- The data:
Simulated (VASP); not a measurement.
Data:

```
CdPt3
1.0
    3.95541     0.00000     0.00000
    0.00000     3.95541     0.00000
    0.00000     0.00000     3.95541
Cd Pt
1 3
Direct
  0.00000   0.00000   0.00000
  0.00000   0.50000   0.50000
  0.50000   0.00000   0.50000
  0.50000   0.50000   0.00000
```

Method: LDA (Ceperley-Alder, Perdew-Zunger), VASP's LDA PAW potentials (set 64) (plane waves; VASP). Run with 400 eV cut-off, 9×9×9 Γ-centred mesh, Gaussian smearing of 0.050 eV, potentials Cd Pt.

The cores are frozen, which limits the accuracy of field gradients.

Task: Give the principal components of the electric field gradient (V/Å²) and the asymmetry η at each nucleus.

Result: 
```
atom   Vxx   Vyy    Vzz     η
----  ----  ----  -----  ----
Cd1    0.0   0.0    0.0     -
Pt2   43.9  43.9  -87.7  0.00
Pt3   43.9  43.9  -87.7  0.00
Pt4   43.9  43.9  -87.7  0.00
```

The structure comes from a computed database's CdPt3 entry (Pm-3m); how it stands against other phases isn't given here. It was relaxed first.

- Work task:
Reproduce exactly every line that sits between the start of the entries and the line bearing "The cores are", counting both of those lines.

- Answer box:
Simulated (VASP); not a measurement.
Data:

```
CdPt3
1.0
    3.95541     0.00000     0.00000
    0.00000     3.95541     0.00000
    0.00000     0.00000     3.95541
Cd Pt
1 3
Direct
  0.00000   0.00000   0.00000
  0.00000   0.50000   0.50000
  0.50000   0.00000   0.50000
  0.50000   0.50000   0.00000
```

Method: LDA (Ceperley-Alder, Perdew-Zunger), VASP's LDA PAW potentials (set 64) (plane waves; VASP). Run with 400 eV cut-off, 9×9×9 Γ-centred mesh, Gaussian smearing of 0.050 eV, potentials Cd Pt.

The cores are frozen, which limits the accuracy of field gradients.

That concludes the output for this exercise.